:::
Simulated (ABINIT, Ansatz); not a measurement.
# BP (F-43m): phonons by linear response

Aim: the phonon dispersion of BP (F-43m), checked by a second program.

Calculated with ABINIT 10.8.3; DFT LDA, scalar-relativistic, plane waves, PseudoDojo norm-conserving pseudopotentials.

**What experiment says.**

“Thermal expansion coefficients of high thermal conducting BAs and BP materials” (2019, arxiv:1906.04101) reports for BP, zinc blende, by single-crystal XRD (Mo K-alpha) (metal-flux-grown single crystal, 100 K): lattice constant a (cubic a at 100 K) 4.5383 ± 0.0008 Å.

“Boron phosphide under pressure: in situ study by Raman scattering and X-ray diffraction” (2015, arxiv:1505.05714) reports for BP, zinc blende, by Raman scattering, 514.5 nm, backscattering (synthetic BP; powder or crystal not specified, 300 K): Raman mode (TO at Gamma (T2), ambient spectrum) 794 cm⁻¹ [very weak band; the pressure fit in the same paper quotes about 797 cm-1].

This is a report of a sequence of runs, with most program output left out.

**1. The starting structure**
:::

Give again each line shown above, keeping every word as it is.

Your response –
Simulated (ABINIT, Ansatz); not a measurement.
# BP (F-43m): phonons by linear response

Aim: the phonon dispersion of BP (F-43m), checked by a second program.

Calculated with ABINIT 10.8.3; DFT LDA, scalar-relativistic, plane waves, PseudoDojo norm-conserving pseudopotentials.

**What experiment says.**

“Thermal expansion coefficients of high thermal conducting BAs and BP materials” (2019, arxiv:1906.04101) reports for BP, zinc blende, by single-crystal XRD (Mo K-alpha) (metal-flux-grown single crystal, 100 K): lattice constant a (cubic a at 100 K) 4.5383 ± 0.0008 Å.

“Boron phosphide under pressure: in situ study by Raman scattering and X-ray diffraction” (2015, arxiv:1505.05714) reports for BP, zinc blende, by Raman scattering, 514.5 nm, backscattering (synthetic BP; powder or crystal not specified, 300 K): Raman mode (TO at Gamma (T2), ambient spectrum) 794 cm⁻¹ [very weak band; the pressure fit in the same paper quotes about 797 cm-1].

This is a report of a sequence of runs, with most program output left out.

**1. The starting structure**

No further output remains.